### [Requirement]
Your job with the data below: print everything from the line that holds "Task: Work out" down to the line that holds "Result: E(charge 1", ends included, exactly, and nothing else.

### [Data provided]
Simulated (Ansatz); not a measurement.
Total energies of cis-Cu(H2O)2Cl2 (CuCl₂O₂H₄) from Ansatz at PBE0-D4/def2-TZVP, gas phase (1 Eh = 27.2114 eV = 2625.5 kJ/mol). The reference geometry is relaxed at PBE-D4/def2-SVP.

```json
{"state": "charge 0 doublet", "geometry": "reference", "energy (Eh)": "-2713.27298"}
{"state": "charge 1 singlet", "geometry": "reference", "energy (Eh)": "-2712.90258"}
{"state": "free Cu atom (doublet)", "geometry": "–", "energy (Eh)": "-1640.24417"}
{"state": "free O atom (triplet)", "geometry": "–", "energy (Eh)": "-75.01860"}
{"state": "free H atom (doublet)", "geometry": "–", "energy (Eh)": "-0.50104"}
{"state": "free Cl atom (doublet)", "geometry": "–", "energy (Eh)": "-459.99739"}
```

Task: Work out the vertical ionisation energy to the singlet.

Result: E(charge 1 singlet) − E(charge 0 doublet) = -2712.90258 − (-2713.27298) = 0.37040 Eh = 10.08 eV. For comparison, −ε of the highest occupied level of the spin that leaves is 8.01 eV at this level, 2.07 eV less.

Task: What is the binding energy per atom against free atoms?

### [Response box]
Task: Work out the vertical ionisation energy to the singlet.

Result: E(charge 1 singlet) − E(charge 0 doublet) = -2712.90258 − (-2713.27298) = 0.37040 Eh = 10.08 eV. For comparison, −ε of the highest occupied level of the spin that leaves is 8.01 eV at this level, 2.07 eV less.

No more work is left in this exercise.